EXERCISE
Please reproduce verbatim the lines below, from the first through the one with "Problem. Summarise the bond lengths by kind.".

DATASET CONTENT
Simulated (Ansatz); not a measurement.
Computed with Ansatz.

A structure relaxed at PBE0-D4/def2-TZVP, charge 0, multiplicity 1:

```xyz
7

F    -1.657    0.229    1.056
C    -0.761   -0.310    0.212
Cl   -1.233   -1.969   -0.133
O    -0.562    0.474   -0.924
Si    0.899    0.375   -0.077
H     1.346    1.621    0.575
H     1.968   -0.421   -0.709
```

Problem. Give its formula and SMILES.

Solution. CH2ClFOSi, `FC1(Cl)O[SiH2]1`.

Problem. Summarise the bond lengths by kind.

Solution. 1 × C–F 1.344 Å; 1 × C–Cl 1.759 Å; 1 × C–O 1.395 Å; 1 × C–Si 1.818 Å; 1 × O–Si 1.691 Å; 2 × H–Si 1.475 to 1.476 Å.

RESPONSE AREA
Simulated (Ansatz); not a measurement.
Computed with Ansatz.

A structure relaxed at PBE0-D4/def2-TZVP, charge 0, multiplicity 1:

```xyz
7

F    -1.657    0.229    1.056
C    -0.761   -0.310    0.212
Cl   -1.233   -1.969   -0.133
O    -0.562    0.474   -0.924
Si    0.899    0.375   -0.077
H     1.346    1.621    0.575
H     1.968   -0.421   -0.709
```

Problem. Give its formula and SMILES.

Solution. CH2ClFOSi, `FC1(Cl)O[SiH2]1`.

Problem. Summarise the bond lengths by kind.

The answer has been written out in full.